Requirement
Your task is to print the listing exactly as it stands.

Source information
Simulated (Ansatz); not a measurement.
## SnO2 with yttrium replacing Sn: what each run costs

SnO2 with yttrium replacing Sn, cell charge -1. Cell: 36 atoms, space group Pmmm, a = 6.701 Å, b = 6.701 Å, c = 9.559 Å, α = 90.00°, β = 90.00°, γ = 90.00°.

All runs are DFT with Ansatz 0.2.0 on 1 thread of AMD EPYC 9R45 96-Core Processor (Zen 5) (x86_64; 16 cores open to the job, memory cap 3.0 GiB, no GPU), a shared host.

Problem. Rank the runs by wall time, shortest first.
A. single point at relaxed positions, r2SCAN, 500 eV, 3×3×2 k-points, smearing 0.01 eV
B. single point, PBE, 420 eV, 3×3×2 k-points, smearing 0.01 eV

Task response
Simulated (Ansatz); not a measurement.
## SnO2 with yttrium replacing Sn: what each run costs

SnO2 with yttrium replacing Sn, cell charge -1. Cell: 36 atoms, space group Pmmm, a = 6.701 Å, b = 6.701 Å, c = 9.559 Å, α = 90.00°, β = 90.00°, γ = 90.00°.

All runs are DFT with Ansatz 0.2.0 on 1 thread of AMD EPYC 9R45 96-Core Processor (Zen 5) (x86_64; 16 cores open to the job, memory cap 3.0 GiB, no GPU), a shared host.

Problem. Rank the runs by wall time, shortest first.
A. single point at relaxed positions, r2SCAN, 500 eV, 3×3×2 k-points, smearing 0.01 eV
B. single point, PBE, 420 eV, 3×3×2 k-points, smearing 0.01 eV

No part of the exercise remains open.